*Brief*. Could you write out the opening lines of the data, word for word, stopping after the line that contains "- largest moment on one atom at charge −2"?

*Dataset records*.
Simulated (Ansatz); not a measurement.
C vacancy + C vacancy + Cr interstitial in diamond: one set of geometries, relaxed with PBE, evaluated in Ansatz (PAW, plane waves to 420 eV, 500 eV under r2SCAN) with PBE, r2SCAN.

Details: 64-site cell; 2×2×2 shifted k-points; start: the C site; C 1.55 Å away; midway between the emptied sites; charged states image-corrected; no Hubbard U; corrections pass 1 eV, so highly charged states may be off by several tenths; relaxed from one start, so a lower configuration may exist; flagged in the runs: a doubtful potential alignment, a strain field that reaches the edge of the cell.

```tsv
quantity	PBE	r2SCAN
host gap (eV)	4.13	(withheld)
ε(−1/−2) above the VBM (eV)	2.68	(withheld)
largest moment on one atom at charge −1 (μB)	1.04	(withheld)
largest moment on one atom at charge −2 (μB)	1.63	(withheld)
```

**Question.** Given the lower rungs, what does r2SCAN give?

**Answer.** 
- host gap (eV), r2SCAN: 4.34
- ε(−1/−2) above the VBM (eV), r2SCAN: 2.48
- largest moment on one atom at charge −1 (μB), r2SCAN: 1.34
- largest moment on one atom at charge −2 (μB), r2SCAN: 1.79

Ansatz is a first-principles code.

*Task output*.
Simulated (Ansatz); not a measurement.
C vacancy + C vacancy + Cr interstitial in diamond: one set of geometries, relaxed with PBE, evaluated in Ansatz (PAW, plane waves to 420 eV, 500 eV under r2SCAN) with PBE, r2SCAN.

Details: 64-site cell; 2×2×2 shifted k-points; start: the C site; C 1.55 Å away; midway between the emptied sites; charged states image-corrected; no Hubbard U; corrections pass 1 eV, so highly charged states may be off by several tenths; relaxed from one start, so a lower configuration may exist; flagged in the runs: a doubtful potential alignment, a strain field that reaches the edge of the cell.

```tsv
quantity	PBE	r2SCAN
host gap (eV)	4.13	(withheld)
ε(−1/−2) above the VBM (eV)	2.68	(withheld)
largest moment on one atom at charge −1 (μB)	1.04	(withheld)
largest moment on one atom at charge −2 (μB)	1.63	(withheld)
```

**Question.** Given the lower rungs, what does r2SCAN give?

**Answer.** 
- host gap (eV), r2SCAN: 4.34
- ε(−1/−2) above the VBM (eV), r2SCAN: 2.48
- largest moment on one atom at charge −1 (μB), r2SCAN: 1.34
- largest moment on one atom at charge −2 (μB), r2SCAN: 1.79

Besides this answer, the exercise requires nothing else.